######

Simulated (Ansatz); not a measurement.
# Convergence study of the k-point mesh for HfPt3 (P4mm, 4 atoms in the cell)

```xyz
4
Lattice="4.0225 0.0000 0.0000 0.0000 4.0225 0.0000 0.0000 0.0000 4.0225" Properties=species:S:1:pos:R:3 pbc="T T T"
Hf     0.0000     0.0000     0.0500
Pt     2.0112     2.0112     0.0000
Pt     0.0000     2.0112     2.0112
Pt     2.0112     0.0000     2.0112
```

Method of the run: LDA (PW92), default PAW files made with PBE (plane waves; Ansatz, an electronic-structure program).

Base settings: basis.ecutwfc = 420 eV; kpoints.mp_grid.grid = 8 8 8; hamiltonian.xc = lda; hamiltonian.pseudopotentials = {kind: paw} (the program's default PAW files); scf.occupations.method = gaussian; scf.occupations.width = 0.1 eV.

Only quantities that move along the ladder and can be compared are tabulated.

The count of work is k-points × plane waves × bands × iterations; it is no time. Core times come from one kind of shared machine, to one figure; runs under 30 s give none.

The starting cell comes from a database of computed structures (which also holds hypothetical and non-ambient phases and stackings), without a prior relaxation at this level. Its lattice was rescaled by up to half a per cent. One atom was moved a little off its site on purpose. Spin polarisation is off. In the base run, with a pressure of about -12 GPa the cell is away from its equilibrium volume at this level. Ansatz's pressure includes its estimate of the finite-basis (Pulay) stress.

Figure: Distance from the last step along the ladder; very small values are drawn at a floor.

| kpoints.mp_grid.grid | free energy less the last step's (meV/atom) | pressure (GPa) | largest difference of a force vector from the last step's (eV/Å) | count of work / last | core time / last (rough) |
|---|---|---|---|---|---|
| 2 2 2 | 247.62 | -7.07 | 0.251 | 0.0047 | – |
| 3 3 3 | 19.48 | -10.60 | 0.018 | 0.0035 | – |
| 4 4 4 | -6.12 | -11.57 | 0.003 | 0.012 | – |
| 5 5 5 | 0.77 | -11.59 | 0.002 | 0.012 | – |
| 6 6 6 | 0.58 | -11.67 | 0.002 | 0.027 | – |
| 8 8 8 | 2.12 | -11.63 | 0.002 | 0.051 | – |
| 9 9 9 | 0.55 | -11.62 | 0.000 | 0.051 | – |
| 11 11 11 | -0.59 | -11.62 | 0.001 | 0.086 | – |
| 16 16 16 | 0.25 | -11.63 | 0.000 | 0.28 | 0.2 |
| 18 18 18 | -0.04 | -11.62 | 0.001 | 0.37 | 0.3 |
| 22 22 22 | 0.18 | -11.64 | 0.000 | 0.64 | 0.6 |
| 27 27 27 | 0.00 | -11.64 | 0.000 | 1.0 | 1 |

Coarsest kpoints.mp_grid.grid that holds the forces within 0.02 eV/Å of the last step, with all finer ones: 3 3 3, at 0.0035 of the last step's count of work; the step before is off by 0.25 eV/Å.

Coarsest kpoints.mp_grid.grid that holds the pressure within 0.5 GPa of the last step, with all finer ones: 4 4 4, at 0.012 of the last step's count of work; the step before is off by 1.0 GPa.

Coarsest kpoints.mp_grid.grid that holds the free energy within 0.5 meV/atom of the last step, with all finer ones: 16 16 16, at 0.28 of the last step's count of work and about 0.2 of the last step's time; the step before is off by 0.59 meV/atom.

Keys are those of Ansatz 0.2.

######

Task item ▸ Give back every line from the beginning of the records through the line holding "0.37 | 0.3 |", exactly as it reads, and leave out the rest.

Answer box ▸
Simulated (Ansatz); not a measurement.
# Convergence study of the k-point mesh for HfPt3 (P4mm, 4 atoms in the cell)

```xyz
4
Lattice="4.0225 0.0000 0.0000 0.0000 4.0225 0.0000 0.0000 0.0000 4.0225" Properties=species:S:1:pos:R:3 pbc="T T T"
Hf     0.0000     0.0000     0.0500
Pt     2.0112     2.0112     0.0000
Pt     0.0000     2.0112     2.0112
Pt     2.0112     0.0000     2.0112
```

Method of the run: LDA (PW92), default PAW files made with PBE (plane waves; Ansatz, an electronic-structure program).

Base settings: basis.ecutwfc = 420 eV; kpoints.mp_grid.grid = 8 8 8; hamiltonian.xc = lda; hamiltonian.pseudopotentials = {kind: paw} (the program's default PAW files); scf.occupations.method = gaussian; scf.occupations.width = 0.1 eV.

Only quantities that move along the ladder and can be compared are tabulated.

The count of work is k-points × plane waves × bands × iterations; it is no time. Core times come from one kind of shared machine, to one figure; runs under 30 s give none.

The starting cell comes from a database of computed structures (which also holds hypothetical and non-ambient phases and stackings), without a prior relaxation at this level. Its lattice was rescaled by up to half a per cent. One atom was moved a little off its site on purpose. Spin polarisation is off. In the base run, with a pressure of about -12 GPa the cell is away from its equilibrium volume at this level. Ansatz's pressure includes its estimate of the finite-basis (Pulay) stress.

Figure: Distance from the last step along the ladder; very small values are drawn at a floor.

| kpoints.mp_grid.grid | free energy less the last step's (meV/atom) | pressure (GPa) | largest difference of a force vector from the last step's (eV/Å) | count of work / last | core time / last (rough) |
|---|---|---|---|---|---|
| 2 2 2 | 247.62 | -7.07 | 0.251 | 0.0047 | – |
| 3 3 3 | 19.48 | -10.60 | 0.018 | 0.0035 | – |
| 4 4 4 | -6.12 | -11.57 | 0.003 | 0.012 | – |
| 5 5 5 | 0.77 | -11.59 | 0.002 | 0.012 | – |
| 6 6 6 | 0.58 | -11.67 | 0.002 | 0.027 | – |
| 8 8 8 | 2.12 | -11.63 | 0.002 | 0.051 | – |
| 9 9 9 | 0.55 | -11.62 | 0.000 | 0.051 | – |
| 11 11 11 | -0.59 | -11.62 | 0.001 | 0.086 | – |
| 16 16 16 | 0.25 | -11.63 | 0.000 | 0.28 | 0.2 |
| 18 18 18 | -0.04 | -11.62 | 0.001 | 0.37 | 0.3 |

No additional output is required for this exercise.